EXTRACTED ENTRIES:
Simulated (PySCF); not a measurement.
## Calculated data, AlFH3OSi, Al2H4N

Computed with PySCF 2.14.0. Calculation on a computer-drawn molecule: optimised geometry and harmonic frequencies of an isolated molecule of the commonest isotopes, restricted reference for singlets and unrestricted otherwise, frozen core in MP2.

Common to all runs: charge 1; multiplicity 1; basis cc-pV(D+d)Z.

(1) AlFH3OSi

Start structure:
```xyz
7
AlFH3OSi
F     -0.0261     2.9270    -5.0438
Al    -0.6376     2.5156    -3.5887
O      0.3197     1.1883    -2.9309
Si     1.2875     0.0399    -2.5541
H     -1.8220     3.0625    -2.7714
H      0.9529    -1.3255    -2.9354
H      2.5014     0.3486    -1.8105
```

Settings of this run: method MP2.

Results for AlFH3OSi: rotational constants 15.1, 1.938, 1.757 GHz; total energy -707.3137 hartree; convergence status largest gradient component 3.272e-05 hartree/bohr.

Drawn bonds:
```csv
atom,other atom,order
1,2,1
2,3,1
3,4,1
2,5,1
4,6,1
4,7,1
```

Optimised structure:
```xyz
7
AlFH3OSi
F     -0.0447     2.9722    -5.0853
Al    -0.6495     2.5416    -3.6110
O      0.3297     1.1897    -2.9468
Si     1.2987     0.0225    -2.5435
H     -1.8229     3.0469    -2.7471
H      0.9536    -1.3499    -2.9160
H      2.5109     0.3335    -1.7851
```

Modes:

REQUIRED ACTION: The full set of records, transcribed exactly, is the answer.

WRITTEN ANSWER:
Simulated (PySCF); not a measurement.
## Calculated data, AlFH3OSi, Al2H4N

Computed with PySCF 2.14.0. Calculation on a computer-drawn molecule: optimised geometry and harmonic frequencies of an isolated molecule of the commonest isotopes, restricted reference for singlets and unrestricted otherwise, frozen core in MP2.

Common to all runs: charge 1; multiplicity 1; basis cc-pV(D+d)Z.

(1) AlFH3OSi

Start structure:
```xyz
7
AlFH3OSi
F     -0.0261     2.9270    -5.0438
Al    -0.6376     2.5156    -3.5887
O      0.3197     1.1883    -2.9309
Si     1.2875     0.0399    -2.5541
H     -1.8220     3.0625    -2.7714
H      0.9529    -1.3255    -2.9354
H      2.5014     0.3486    -1.8105
```

Settings of this run: method MP2.

Results for AlFH3OSi: rotational constants 15.1, 1.938, 1.757 GHz; total energy -707.3137 hartree; convergence status largest gradient component 3.272e-05 hartree/bohr.

Drawn bonds:
```csv
atom,other atom,order
1,2,1
2,3,1
3,4,1
2,5,1
4,6,1
4,7,1
```

Optimised structure:
```xyz
7
AlFH3OSi
F     -0.0447     2.9722    -5.0853
Al    -0.6495     2.5416    -3.6110
O      0.3297     1.1897    -2.9468
Si     1.2987     0.0225    -2.5435
H     -1.8229     3.0469    -2.7471
H      0.9536    -1.3499    -2.9160
H      2.5109     0.3335    -1.7851
```

Modes:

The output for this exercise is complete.